__________________________________________________

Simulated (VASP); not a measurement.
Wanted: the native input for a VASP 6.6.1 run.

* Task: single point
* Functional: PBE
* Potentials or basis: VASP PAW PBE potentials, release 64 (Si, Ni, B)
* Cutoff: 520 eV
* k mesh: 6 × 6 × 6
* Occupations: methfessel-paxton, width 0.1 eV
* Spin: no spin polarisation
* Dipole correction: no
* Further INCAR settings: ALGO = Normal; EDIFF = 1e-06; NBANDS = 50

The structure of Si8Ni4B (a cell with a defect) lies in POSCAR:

__________________________________________________

→ Work task
Everything from the first line of the records above through the line containing "NBANDS = 50" should be restated word for word; leave out all other lines.

→ Expected answer
Simulated (VASP); not a measurement.
Wanted: the native input for a VASP 6.6.1 run.

* Task: single point
* Functional: PBE
* Potentials or basis: VASP PAW PBE potentials, release 64 (Si, Ni, B)
* Cutoff: 520 eV
* k mesh: 6 × 6 × 6
* Occupations: methfessel-paxton, width 0.1 eV
* Spin: no spin polarisation
* Dipole correction: no
* Further INCAR settings: ALGO = Normal; EDIFF = 1e-06; NBANDS = 50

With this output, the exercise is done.